Source material.
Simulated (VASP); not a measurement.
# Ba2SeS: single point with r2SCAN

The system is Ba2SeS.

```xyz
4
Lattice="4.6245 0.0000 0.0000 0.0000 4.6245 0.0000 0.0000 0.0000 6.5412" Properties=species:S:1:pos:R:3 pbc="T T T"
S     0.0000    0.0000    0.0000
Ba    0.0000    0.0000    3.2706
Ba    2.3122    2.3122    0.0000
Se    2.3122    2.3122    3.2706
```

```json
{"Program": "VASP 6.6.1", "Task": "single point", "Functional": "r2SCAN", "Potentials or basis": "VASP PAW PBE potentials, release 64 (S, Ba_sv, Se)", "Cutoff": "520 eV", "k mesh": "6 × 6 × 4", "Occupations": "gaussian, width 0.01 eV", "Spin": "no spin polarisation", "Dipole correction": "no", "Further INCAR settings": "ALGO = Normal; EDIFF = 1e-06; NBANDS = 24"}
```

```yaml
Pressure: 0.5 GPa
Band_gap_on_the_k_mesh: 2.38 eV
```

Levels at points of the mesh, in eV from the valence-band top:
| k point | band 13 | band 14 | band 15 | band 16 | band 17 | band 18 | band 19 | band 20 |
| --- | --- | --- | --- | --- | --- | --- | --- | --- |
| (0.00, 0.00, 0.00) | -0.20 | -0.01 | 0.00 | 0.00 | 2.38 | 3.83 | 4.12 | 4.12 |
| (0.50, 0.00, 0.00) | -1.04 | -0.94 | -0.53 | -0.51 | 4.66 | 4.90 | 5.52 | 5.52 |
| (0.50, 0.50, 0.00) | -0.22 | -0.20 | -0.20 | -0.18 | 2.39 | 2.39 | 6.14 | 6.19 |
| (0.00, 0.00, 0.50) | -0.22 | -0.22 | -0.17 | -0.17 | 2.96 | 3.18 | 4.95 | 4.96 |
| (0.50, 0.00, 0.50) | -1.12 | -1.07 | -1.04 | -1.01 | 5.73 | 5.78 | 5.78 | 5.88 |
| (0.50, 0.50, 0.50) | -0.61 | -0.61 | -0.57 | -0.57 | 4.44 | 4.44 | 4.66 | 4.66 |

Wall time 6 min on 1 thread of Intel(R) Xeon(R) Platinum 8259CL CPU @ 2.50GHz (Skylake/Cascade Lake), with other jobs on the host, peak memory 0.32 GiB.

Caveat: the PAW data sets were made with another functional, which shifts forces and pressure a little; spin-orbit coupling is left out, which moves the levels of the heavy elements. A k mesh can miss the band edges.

Brief.
Could you retype exactly the lines from the first one of the records through the line containing "4.95 | 4.96 |", both included, and nothing more?

Answer space.
Simulated (VASP); not a measurement.
# Ba2SeS: single point with r2SCAN

The system is Ba2SeS.

```xyz
4
Lattice="4.6245 0.0000 0.0000 0.0000 4.6245 0.0000 0.0000 0.0000 6.5412" Properties=species:S:1:pos:R:3 pbc="T T T"
S     0.0000    0.0000    0.0000
Ba    0.0000    0.0000    3.2706
Ba    2.3122    2.3122    0.0000
Se    2.3122    2.3122    3.2706
```

```json
{"Program": "VASP 6.6.1", "Task": "single point", "Functional": "r2SCAN", "Potentials or basis": "VASP PAW PBE potentials, release 64 (S, Ba_sv, Se)", "Cutoff": "520 eV", "k mesh": "6 × 6 × 4", "Occupations": "gaussian, width 0.01 eV", "Spin": "no spin polarisation", "Dipole correction": "no", "Further INCAR settings": "ALGO = Normal; EDIFF = 1e-06; NBANDS = 24"}
```

```yaml
Pressure: 0.5 GPa
Band_gap_on_the_k_mesh: 2.38 eV
```

Levels at points of the mesh, in eV from the valence-band top:
| k point | band 13 | band 14 | band 15 | band 16 | band 17 | band 18 | band 19 | band 20 |
| --- | --- | --- | --- | --- | --- | --- | --- | --- |
| (0.00, 0.00, 0.00) | -0.20 | -0.01 | 0.00 | 0.00 | 2.38 | 3.83 | 4.12 | 4.12 |
| (0.50, 0.00, 0.00) | -1.04 | -0.94 | -0.53 | -0.51 | 4.66 | 4.90 | 5.52 | 5.52 |
| (0.50, 0.50, 0.00) | -0.22 | -0.20 | -0.20 | -0.18 | 2.39 | 2.39 | 6.14 | 6.19 |
| (0.00, 0.00, 0.50) | -0.22 | -0.22 | -0.17 | -0.17 | 2.96 | 3.18 | 4.95 | 4.96 |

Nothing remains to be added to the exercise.